### ASSIGNED TASK
From the entries below, reproduce exactly the line containing "Lowest wavenumbers of", the line containing "the whole cause.", and every line in between, with nothing added.

### GIVEN RECORDS
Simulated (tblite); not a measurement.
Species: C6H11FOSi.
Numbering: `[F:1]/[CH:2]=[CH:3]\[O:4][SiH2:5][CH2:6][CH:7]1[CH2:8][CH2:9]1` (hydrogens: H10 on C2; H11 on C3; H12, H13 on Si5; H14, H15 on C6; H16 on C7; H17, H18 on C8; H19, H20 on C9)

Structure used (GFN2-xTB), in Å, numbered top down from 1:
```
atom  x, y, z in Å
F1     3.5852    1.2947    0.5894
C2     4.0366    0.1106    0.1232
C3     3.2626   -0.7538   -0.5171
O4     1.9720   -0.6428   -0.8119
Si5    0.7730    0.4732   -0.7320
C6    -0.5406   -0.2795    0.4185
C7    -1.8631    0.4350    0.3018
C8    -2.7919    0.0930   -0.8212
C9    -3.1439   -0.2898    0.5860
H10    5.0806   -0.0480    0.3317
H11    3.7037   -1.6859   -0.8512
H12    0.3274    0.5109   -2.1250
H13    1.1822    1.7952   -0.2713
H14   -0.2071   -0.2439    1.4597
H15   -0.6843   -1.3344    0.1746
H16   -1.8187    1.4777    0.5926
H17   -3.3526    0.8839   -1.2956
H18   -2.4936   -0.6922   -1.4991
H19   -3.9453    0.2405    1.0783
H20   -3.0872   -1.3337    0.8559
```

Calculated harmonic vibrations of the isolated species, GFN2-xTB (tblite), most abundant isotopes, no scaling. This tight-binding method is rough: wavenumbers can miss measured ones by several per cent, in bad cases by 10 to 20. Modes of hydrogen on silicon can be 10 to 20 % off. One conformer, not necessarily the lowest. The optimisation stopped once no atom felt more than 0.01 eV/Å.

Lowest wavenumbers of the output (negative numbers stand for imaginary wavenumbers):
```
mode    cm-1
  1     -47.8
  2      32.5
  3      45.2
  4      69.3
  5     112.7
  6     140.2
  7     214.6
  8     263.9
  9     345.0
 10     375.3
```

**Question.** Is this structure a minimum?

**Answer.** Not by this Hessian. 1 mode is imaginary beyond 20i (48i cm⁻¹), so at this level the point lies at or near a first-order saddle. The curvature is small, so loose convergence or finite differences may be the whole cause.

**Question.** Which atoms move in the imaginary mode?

### TASK ANSWER
Lowest wavenumbers of the output (negative numbers stand for imaginary wavenumbers):
```
mode    cm-1
  1     -47.8
  2      32.5
  3      45.2
  4      69.3
  5     112.7
  6     140.2
  7     214.6
  8     263.9
  9     345.0
 10     375.3
```

**Question.** Is this structure a minimum?

**Answer.** Not by this Hessian. 1 mode is imaginary beyond 20i (48i cm⁻¹), so at this level the point lies at or near a first-order saddle. The curvature is small, so loose convergence or finite differences may be the whole cause.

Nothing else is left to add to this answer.